- [DATA EXTRACT]:
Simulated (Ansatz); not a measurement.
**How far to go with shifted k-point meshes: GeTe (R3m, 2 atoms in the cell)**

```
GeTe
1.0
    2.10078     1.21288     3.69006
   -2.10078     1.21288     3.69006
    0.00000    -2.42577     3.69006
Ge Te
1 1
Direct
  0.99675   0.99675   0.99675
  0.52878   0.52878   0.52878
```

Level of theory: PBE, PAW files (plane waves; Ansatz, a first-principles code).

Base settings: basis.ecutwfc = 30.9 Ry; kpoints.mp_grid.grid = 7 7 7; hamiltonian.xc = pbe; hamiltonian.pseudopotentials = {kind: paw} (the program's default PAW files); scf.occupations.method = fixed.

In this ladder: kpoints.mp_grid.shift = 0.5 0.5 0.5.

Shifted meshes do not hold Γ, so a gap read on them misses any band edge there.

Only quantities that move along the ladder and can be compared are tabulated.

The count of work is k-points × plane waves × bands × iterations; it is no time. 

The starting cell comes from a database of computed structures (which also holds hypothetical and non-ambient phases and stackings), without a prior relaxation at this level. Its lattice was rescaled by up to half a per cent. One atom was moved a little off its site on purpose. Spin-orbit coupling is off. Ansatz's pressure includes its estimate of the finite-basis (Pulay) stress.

- [WORK REQUEST]: The line above containing "Base settings: basis.ecutwfc", the line containing "The count of", and every line between them are to be transcribed exactly; no other line is wanted.

- [EXERCISE RESPONSE]:
Base settings: basis.ecutwfc = 30.9 Ry; kpoints.mp_grid.grid = 7 7 7; hamiltonian.xc = pbe; hamiltonian.pseudopotentials = {kind: paw} (the program's default PAW files); scf.occupations.method = fixed.

In this ladder: kpoints.mp_grid.shift = 0.5 0.5 0.5.

Shifted meshes do not hold Γ, so a gap read on them misses any band edge there.

Only quantities that move along the ladder and can be compared are tabulated.

The count of work is k-points × plane waves × bands × iterations; it is no time. 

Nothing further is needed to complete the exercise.